■ **ACTIVITY**
Quote the listing below word for word, stopping after the line that contains "basis and numerics.".

- Opening Delimiter -
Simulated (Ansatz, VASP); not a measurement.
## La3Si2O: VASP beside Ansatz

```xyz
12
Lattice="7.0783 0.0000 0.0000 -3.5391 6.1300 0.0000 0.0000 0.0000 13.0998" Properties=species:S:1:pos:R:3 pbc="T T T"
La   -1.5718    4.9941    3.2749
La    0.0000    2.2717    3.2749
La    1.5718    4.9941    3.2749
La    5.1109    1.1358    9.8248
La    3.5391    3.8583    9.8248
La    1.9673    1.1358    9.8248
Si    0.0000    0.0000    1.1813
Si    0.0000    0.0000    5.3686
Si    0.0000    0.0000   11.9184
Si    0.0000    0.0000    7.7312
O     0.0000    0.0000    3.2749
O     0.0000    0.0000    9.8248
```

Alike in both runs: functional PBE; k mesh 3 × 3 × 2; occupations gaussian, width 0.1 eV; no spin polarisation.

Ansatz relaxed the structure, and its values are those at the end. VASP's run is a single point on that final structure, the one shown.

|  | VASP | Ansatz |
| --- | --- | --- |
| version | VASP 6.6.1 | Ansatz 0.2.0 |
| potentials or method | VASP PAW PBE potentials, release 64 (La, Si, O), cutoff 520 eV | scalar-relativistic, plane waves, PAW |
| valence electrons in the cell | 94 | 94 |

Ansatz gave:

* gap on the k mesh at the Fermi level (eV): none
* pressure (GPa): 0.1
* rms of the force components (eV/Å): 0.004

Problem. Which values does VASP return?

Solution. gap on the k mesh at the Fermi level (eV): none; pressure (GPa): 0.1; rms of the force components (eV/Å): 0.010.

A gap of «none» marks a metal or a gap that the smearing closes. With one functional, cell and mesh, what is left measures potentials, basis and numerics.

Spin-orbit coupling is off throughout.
- Closing Delimiter -

■ **EXPECTED ANSWER**
Simulated (Ansatz, VASP); not a measurement.
## La3Si2O: VASP beside Ansatz

```xyz
12
Lattice="7.0783 0.0000 0.0000 -3.5391 6.1300 0.0000 0.0000 0.0000 13.0998" Properties=species:S:1:pos:R:3 pbc="T T T"
La   -1.5718    4.9941    3.2749
La    0.0000    2.2717    3.2749
La    1.5718    4.9941    3.2749
La    5.1109    1.1358    9.8248
La    3.5391    3.8583    9.8248
La    1.9673    1.1358    9.8248
Si    0.0000    0.0000    1.1813
Si    0.0000    0.0000    5.3686
Si    0.0000    0.0000   11.9184
Si    0.0000    0.0000    7.7312
O     0.0000    0.0000    3.2749
O     0.0000    0.0000    9.8248
```

Alike in both runs: functional PBE; k mesh 3 × 3 × 2; occupations gaussian, width 0.1 eV; no spin polarisation.

Ansatz relaxed the structure, and its values are those at the end. VASP's run is a single point on that final structure, the one shown.

|  | VASP | Ansatz |
| --- | --- | --- |
| version | VASP 6.6.1 | Ansatz 0.2.0 |
| potentials or method | VASP PAW PBE potentials, release 64 (La, Si, O), cutoff 520 eV | scalar-relativistic, plane waves, PAW |
| valence electrons in the cell | 94 | 94 |

Ansatz gave:

* gap on the k mesh at the Fermi level (eV): none
* pressure (GPa): 0.1
* rms of the force components (eV/Å): 0.004

Problem. Which values does VASP return?

Solution. gap on the k mesh at the Fermi level (eV): none; pressure (GPa): 0.1; rms of the force components (eV/Å): 0.010.

A gap of «none» marks a metal or a gap that the smearing closes. With one functional, cell and mesh, what is left measures potentials, basis and numerics.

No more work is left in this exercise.